------------------------------
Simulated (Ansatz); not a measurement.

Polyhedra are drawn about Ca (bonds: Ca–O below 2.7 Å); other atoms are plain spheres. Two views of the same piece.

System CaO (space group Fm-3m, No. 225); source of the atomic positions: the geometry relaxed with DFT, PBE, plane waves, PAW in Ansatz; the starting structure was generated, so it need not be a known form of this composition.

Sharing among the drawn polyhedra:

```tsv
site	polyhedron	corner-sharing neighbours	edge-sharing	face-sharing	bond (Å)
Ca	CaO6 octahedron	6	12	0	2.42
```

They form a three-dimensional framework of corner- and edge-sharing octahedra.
------------------------------

ASSIGNED TASK:
Set down the records above once more, exactly as they stand.

WORKED SOLUTION:
Simulated (Ansatz); not a measurement.

Polyhedra are drawn about Ca (bonds: Ca–O below 2.7 Å); other atoms are plain spheres. Two views of the same piece.

System CaO (space group Fm-3m, No. 225); source of the atomic positions: the geometry relaxed with DFT, PBE, plane waves, PAW in Ansatz; the starting structure was generated, so it need not be a known form of this composition.

Sharing among the drawn polyhedra:

```tsv
site	polyhedron	corner-sharing neighbours	edge-sharing	face-sharing	bond (Å)
Ca	CaO6 octahedron	6	12	0	2.42
```

They form a three-dimensional framework of corner- and edge-sharing octahedra.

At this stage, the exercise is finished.